═══
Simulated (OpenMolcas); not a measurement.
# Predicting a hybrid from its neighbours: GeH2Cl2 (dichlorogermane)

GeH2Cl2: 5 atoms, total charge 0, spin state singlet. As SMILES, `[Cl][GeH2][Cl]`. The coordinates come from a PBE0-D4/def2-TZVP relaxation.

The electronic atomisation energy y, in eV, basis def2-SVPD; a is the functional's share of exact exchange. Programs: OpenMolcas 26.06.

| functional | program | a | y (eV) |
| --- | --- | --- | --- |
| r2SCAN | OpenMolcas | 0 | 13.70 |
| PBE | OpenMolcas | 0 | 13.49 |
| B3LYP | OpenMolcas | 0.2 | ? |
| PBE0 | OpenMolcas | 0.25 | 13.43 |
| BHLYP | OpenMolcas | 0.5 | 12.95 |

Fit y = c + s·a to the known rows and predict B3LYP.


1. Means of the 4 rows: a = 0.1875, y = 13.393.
═══

__WORK TASK__.
Transcribe the entries exactly, and make each line match the original.

__WRITTEN REPLY__.
Simulated (OpenMolcas); not a measurement.
# Predicting a hybrid from its neighbours: GeH2Cl2 (dichlorogermane)

GeH2Cl2: 5 atoms, total charge 0, spin state singlet. As SMILES, `[Cl][GeH2][Cl]`. The coordinates come from a PBE0-D4/def2-TZVP relaxation.

The electronic atomisation energy y, in eV, basis def2-SVPD; a is the functional's share of exact exchange. Programs: OpenMolcas 26.06.

| functional | program | a | y (eV) |
| --- | --- | --- | --- |
| r2SCAN | OpenMolcas | 0 | 13.70 |
| PBE | OpenMolcas | 0 | 13.49 |
| B3LYP | OpenMolcas | 0.2 | ? |
| PBE0 | OpenMolcas | 0.25 | 13.43 |
| BHLYP | OpenMolcas | 0.5 | 12.95 |

Fit y = c + s·a to the known rows and predict B3LYP.


1. Means of the 4 rows: a = 0.1875, y = 13.393.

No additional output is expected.